__Supplied material__.
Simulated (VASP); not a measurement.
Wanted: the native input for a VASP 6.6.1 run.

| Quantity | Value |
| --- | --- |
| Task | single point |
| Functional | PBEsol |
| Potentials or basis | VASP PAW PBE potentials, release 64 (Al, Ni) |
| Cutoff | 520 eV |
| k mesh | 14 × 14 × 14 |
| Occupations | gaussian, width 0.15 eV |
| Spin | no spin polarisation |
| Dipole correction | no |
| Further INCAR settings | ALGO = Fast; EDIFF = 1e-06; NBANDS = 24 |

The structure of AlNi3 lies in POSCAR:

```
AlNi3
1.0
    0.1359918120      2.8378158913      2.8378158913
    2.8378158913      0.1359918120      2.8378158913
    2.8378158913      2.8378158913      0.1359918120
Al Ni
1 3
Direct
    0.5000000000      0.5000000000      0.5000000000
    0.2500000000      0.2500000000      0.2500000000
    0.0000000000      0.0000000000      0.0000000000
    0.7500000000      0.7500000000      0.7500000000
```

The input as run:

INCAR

__Activity__. All the records, as written, must be given again.

__Expected answer__.
Simulated (VASP); not a measurement.
Wanted: the native input for a VASP 6.6.1 run.

| Quantity | Value |
| --- | --- |
| Task | single point |
| Functional | PBEsol |
| Potentials or basis | VASP PAW PBE potentials, release 64 (Al, Ni) |
| Cutoff | 520 eV |
| k mesh | 14 × 14 × 14 |
| Occupations | gaussian, width 0.15 eV |
| Spin | no spin polarisation |
| Dipole correction | no |
| Further INCAR settings | ALGO = Fast; EDIFF = 1e-06; NBANDS = 24 |

The structure of AlNi3 lies in POSCAR:

```
AlNi3
1.0
    0.1359918120      2.8378158913      2.8378158913
    2.8378158913      0.1359918120      2.8378158913
    2.8378158913      2.8378158913      0.1359918120
Al Ni
1 3
Direct
    0.5000000000      0.5000000000      0.5000000000
    0.2500000000      0.2500000000      0.2500000000
    0.0000000000      0.0000000000      0.0000000000
    0.7500000000      0.7500000000      0.7500000000
```

The input as run:

INCAR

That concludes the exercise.